» Dataset excerpts
○ ○ ○ ○ ○ ○ ○

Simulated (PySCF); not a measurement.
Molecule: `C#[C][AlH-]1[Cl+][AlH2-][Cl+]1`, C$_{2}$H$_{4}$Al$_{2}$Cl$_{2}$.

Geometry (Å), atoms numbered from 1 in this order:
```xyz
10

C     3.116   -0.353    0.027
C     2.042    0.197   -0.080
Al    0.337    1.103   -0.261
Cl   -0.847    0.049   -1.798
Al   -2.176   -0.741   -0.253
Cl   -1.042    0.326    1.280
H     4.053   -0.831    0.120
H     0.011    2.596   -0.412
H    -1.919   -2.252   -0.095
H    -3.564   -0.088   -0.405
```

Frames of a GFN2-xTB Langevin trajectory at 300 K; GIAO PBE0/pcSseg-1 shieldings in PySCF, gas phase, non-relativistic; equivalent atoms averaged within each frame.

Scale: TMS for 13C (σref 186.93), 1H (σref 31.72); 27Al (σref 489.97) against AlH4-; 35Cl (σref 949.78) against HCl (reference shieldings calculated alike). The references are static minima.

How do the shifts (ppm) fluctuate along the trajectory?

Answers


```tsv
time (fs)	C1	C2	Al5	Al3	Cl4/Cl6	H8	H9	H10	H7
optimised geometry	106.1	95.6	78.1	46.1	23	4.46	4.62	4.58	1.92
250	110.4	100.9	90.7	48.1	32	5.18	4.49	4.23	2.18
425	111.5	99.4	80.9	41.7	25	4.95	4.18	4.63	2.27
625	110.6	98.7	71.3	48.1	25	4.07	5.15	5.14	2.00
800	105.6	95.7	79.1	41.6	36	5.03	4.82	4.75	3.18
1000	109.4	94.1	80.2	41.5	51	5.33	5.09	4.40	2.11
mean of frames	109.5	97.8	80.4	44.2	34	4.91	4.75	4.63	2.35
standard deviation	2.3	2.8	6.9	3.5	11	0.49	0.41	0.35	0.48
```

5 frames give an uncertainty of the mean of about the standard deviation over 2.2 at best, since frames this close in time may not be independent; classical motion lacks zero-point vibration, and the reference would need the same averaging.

○ ○ ○ ○ ○ ○ ○

» Assigned task
Your output must be the lines of the material above, from the first through the line that contains "Frames of a", copied exactly. Include both endpoints and nothing else.

» Problem solution
Simulated (PySCF); not a measurement.
Molecule: `C#[C][AlH-]1[Cl+][AlH2-][Cl+]1`, C$_{2}$H$_{4}$Al$_{2}$Cl$_{2}$.

Geometry (Å), atoms numbered from 1 in this order:
```xyz
10

C     3.116   -0.353    0.027
C     2.042    0.197   -0.080
Al    0.337    1.103   -0.261
Cl   -0.847    0.049   -1.798
Al   -2.176   -0.741   -0.253
Cl   -1.042    0.326    1.280
H     4.053   -0.831    0.120
H     0.011    2.596   -0.412
H    -1.919   -2.252   -0.095
H    -3.564   -0.088   -0.405
```

Frames of a GFN2-xTB Langevin trajectory at 300 K; GIAO PBE0/pcSseg-1 shieldings in PySCF, gas phase, non-relativistic; equivalent atoms averaged within each frame.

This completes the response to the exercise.